▶ _Requirement_: Repeat the listing below word for word, stopping after the line that contains "### Which magnetic".

§
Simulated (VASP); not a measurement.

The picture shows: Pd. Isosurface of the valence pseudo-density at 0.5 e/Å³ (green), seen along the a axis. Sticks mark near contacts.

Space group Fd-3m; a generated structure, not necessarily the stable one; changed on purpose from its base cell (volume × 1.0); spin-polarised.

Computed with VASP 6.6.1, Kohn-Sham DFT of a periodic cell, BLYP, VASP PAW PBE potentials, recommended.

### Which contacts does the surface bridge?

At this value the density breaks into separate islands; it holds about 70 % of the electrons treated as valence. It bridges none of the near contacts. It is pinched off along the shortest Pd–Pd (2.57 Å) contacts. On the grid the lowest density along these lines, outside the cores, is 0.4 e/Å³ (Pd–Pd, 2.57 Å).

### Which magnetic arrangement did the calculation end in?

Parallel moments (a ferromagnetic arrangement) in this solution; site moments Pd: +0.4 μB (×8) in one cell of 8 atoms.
§

▶ _Problem solution_:
Simulated (VASP); not a measurement.

The picture shows: Pd. Isosurface of the valence pseudo-density at 0.5 e/Å³ (green), seen along the a axis. Sticks mark near contacts.

Space group Fd-3m; a generated structure, not necessarily the stable one; changed on purpose from its base cell (volume × 1.0); spin-polarised.

Computed with VASP 6.6.1, Kohn-Sham DFT of a periodic cell, BLYP, VASP PAW PBE potentials, recommended.

### Which contacts does the surface bridge?

At this value the density breaks into separate islands; it holds about 70 % of the electrons treated as valence. It bridges none of the near contacts. It is pinched off along the shortest Pd–Pd (2.57 Å) contacts. On the grid the lowest density along these lines, outside the cores, is 0.4 e/Å³ (Pd–Pd, 2.57 Å).

### Which magnetic arrangement did the calculation end in?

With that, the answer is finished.